▶ PROVIDED RECORDS:
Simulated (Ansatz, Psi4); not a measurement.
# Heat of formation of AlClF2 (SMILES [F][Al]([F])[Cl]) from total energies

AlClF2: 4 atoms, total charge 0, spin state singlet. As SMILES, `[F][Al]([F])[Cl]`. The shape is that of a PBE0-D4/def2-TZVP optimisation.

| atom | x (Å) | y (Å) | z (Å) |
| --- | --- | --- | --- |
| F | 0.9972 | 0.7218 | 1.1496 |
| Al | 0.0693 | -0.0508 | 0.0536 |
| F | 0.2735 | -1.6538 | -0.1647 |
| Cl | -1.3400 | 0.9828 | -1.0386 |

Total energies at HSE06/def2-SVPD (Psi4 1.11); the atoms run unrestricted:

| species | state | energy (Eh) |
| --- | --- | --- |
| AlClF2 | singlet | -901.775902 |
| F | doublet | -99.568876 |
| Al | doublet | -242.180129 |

▶ REQUIREMENT: The only acceptable answer is the full set of entries, repeated exactly.

▶ EXERCISE RESULT:
Simulated (Ansatz, Psi4); not a measurement.
# Heat of formation of AlClF2 (SMILES [F][Al]([F])[Cl]) from total energies

AlClF2: 4 atoms, total charge 0, spin state singlet. As SMILES, `[F][Al]([F])[Cl]`. The shape is that of a PBE0-D4/def2-TZVP optimisation.

| atom | x (Å) | y (Å) | z (Å) |
| --- | --- | --- | --- |
| F | 0.9972 | 0.7218 | 1.1496 |
| Al | 0.0693 | -0.0508 | 0.0536 |
| F | 0.2735 | -1.6538 | -0.1647 |
| Cl | -1.3400 | 0.9828 | -1.0386 |

Total energies at HSE06/def2-SVPD (Psi4 1.11); the atoms run unrestricted:

| species | state | energy (Eh) |
| --- | --- | --- |
| AlClF2 | singlet | -901.775902 |
| F | doublet | -99.568876 |
| Al | doublet | -242.180129 |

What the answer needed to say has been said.